▶ [Data for review]:
.....

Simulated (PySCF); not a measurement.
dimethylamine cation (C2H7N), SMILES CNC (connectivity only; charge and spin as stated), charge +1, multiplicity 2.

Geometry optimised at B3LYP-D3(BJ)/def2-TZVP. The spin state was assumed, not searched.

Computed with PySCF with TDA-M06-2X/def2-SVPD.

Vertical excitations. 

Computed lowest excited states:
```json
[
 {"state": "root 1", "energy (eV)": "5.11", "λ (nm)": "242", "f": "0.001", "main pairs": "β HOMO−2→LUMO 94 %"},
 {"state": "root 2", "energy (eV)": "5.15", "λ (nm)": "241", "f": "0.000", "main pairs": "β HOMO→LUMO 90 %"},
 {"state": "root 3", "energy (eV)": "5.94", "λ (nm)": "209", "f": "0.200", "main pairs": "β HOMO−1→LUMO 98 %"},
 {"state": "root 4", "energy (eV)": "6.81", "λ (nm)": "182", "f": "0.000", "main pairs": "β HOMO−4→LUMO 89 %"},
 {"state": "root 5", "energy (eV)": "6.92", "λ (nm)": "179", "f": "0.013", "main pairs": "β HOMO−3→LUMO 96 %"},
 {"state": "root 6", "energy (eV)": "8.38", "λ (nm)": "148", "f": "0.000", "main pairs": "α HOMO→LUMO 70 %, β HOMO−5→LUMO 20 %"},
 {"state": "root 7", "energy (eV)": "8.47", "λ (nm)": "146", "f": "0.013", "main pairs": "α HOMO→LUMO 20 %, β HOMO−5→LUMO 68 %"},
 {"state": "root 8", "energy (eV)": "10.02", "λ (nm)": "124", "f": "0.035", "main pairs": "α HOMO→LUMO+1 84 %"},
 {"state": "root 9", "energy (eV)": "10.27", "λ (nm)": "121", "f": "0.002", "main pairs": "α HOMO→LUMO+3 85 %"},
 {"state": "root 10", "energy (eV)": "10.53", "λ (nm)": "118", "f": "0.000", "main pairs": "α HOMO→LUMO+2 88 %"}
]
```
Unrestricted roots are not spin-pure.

.....

▶ [Task item]: Return a word-for-word copy of the lines from the beginning of the listing to the line holding "Geometry optimised at", both kept.

▶ [Expected answer]:
Simulated (PySCF); not a measurement.
dimethylamine cation (C2H7N), SMILES CNC (connectivity only; charge and spin as stated), charge +1, multiplicity 2.

Geometry optimised at B3LYP-D3(BJ)/def2-TZVP. The spin state was assumed, not searched.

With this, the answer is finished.